• **GIVEN ENTRIES**:
══════

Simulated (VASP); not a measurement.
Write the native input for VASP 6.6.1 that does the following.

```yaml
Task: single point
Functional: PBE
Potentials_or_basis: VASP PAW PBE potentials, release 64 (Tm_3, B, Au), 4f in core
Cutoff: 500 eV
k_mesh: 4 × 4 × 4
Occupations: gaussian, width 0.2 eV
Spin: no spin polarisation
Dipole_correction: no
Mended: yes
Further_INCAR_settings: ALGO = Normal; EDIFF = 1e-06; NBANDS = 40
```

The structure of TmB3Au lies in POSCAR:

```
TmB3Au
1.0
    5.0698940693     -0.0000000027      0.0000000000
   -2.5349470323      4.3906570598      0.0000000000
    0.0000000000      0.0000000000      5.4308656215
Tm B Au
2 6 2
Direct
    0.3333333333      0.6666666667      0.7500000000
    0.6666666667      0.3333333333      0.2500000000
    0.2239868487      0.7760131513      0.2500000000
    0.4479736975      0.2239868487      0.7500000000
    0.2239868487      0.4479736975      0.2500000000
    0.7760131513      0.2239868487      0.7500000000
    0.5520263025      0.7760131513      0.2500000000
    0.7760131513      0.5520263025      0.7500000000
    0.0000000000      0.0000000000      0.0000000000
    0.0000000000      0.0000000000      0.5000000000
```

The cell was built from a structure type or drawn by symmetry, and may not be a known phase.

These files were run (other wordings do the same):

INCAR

══════

• **TASK ITEM**: Exactly as given, please retype all the entries.

• **EXERCISE ANSWER**:
Simulated (VASP); not a measurement.
Write the native input for VASP 6.6.1 that does the following.

```yaml
Task: single point
Functional: PBE
Potentials_or_basis: VASP PAW PBE potentials, release 64 (Tm_3, B, Au), 4f in core
Cutoff: 500 eV
k_mesh: 4 × 4 × 4
Occupations: gaussian, width 0.2 eV
Spin: no spin polarisation
Dipole_correction: no
Mended: yes
Further_INCAR_settings: ALGO = Normal; EDIFF = 1e-06; NBANDS = 40
```

The structure of TmB3Au lies in POSCAR:

```
TmB3Au
1.0
    5.0698940693     -0.0000000027      0.0000000000
   -2.5349470323      4.3906570598      0.0000000000
    0.0000000000      0.0000000000      5.4308656215
Tm B Au
2 6 2
Direct
    0.3333333333      0.6666666667      0.7500000000
    0.6666666667      0.3333333333      0.2500000000
    0.2239868487      0.7760131513      0.2500000000
    0.4479736975      0.2239868487      0.7500000000
    0.2239868487      0.4479736975      0.2500000000
    0.7760131513      0.2239868487      0.7500000000
    0.5520263025      0.7760131513      0.2500000000
    0.7760131513      0.5520263025      0.7500000000
    0.0000000000      0.0000000000      0.0000000000
    0.0000000000      0.0000000000      0.5000000000
```

The cell was built from a structure type or drawn by symmetry, and may not be a known phase.

These files were run (other wordings do the same):

INCAR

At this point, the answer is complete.